Transcribe the listing from its top line through the line with "Notebook, run cell". Keep it exact, both ends included, and add nothing.

+++ EXTRACTED INFORMATION +++

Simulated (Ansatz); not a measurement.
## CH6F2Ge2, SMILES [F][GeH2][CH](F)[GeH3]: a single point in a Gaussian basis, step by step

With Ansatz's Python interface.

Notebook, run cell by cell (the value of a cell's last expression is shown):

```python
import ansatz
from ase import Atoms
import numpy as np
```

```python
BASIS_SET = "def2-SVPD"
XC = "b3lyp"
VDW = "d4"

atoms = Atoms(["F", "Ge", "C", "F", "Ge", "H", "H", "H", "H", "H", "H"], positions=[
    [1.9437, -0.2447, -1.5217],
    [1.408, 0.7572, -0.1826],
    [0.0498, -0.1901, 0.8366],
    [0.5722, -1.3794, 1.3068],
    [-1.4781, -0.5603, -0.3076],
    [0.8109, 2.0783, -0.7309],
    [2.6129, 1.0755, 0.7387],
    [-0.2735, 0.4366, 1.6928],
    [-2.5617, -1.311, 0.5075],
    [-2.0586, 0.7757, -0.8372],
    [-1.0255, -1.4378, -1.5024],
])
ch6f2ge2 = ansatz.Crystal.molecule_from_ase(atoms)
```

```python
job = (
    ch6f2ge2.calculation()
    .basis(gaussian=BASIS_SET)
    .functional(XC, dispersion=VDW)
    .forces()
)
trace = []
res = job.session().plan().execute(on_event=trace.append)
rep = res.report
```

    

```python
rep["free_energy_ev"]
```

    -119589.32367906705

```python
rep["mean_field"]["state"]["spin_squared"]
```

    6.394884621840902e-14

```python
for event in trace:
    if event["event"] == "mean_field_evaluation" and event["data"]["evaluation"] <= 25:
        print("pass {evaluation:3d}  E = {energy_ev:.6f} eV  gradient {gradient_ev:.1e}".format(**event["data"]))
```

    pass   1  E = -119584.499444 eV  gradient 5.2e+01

+++

_TASK ANSWER:_
Simulated (Ansatz); not a measurement.
## CH6F2Ge2, SMILES [F][GeH2][CH](F)[GeH3]: a single point in a Gaussian basis, step by step

With Ansatz's Python interface.

Notebook, run cell by cell (the value of a cell's last expression is shown):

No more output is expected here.